◆ DATA ◆
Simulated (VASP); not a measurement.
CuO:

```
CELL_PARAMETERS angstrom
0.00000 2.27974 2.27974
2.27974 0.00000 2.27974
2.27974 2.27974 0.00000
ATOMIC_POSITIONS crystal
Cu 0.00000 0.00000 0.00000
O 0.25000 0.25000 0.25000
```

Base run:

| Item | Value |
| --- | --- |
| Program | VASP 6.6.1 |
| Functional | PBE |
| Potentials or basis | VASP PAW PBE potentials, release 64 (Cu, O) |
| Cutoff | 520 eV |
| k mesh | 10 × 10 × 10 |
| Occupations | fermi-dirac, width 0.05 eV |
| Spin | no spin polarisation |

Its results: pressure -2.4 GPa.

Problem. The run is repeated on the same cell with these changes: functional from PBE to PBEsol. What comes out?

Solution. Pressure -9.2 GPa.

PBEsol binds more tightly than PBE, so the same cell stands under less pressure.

◆ BRIEF ◆
All records are to be printed again, exactly and completely.

◆ YOUR RESPONSE ◆
Simulated (VASP); not a measurement.
CuO:

```
CELL_PARAMETERS angstrom
0.00000 2.27974 2.27974
2.27974 0.00000 2.27974
2.27974 2.27974 0.00000
ATOMIC_POSITIONS crystal
Cu 0.00000 0.00000 0.00000
O 0.25000 0.25000 0.25000
```

Base run:

| Item | Value |
| --- | --- |
| Program | VASP 6.6.1 |
| Functional | PBE |
| Potentials or basis | VASP PAW PBE potentials, release 64 (Cu, O) |
| Cutoff | 520 eV |
| k mesh | 10 × 10 × 10 |
| Occupations | fermi-dirac, width 0.05 eV |
| Spin | no spin polarisation |

Its results: pressure -2.4 GPa.

Problem. The run is repeated on the same cell with these changes: functional from PBE to PBEsol. What comes out?

Solution. Pressure -9.2 GPa.

PBEsol binds more tightly than PBE, so the same cell stands under less pressure.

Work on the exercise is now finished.